== Segment start ==

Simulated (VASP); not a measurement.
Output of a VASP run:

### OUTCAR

== Segment end ==

__Action item__. The line containing "Output of a" marks the end: copy exactly every line from the top of the data above down to it, that line included.

__Response area__.
Simulated (VASP); not a measurement.
Output of a VASP run:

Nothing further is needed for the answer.